▶ [Required action]: Print the entries below in their entirety, exactly as they are written.

▶ [Dataset]:
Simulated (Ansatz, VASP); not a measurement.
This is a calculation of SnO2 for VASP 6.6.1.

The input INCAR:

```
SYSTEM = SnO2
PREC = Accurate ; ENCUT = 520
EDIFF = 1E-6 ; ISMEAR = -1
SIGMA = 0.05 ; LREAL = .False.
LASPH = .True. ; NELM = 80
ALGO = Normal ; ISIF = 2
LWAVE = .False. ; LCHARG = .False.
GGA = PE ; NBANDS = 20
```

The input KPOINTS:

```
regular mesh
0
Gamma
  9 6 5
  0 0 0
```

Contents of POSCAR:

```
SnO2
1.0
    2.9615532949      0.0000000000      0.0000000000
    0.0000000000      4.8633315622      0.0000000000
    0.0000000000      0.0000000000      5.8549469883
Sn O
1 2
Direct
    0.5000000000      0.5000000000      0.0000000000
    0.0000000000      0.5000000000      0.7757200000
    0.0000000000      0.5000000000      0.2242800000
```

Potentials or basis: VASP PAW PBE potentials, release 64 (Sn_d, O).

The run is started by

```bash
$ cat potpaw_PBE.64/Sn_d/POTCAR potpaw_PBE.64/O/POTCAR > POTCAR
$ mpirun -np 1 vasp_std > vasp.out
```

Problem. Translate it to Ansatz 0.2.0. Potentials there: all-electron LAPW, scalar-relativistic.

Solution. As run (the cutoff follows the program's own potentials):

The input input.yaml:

▶ [Solution]:
Simulated (Ansatz, VASP); not a measurement.
This is a calculation of SnO2 for VASP 6.6.1.

The input INCAR:

```
SYSTEM = SnO2
PREC = Accurate ; ENCUT = 520
EDIFF = 1E-6 ; ISMEAR = -1
SIGMA = 0.05 ; LREAL = .False.
LASPH = .True. ; NELM = 80
ALGO = Normal ; ISIF = 2
LWAVE = .False. ; LCHARG = .False.
GGA = PE ; NBANDS = 20
```

The input KPOINTS:

```
regular mesh
0
Gamma
  9 6 5
  0 0 0
```

Contents of POSCAR:

```
SnO2
1.0
    2.9615532949      0.0000000000      0.0000000000
    0.0000000000      4.8633315622      0.0000000000
    0.0000000000      0.0000000000      5.8549469883
Sn O
1 2
Direct
    0.5000000000      0.5000000000      0.0000000000
    0.0000000000      0.5000000000      0.7757200000
    0.0000000000      0.5000000000      0.2242800000
```

Potentials or basis: VASP PAW PBE potentials, release 64 (Sn_d, O).

The run is started by

```bash
$ cat potpaw_PBE.64/Sn_d/POTCAR potpaw_PBE.64/O/POTCAR > POTCAR
$ mpirun -np 1 vasp_std > vasp.out
```

Problem. Translate it to Ansatz 0.2.0. Potentials there: all-electron LAPW, scalar-relativistic.

Solution. As run (the cutoff follows the program's own potentials):

The input input.yaml:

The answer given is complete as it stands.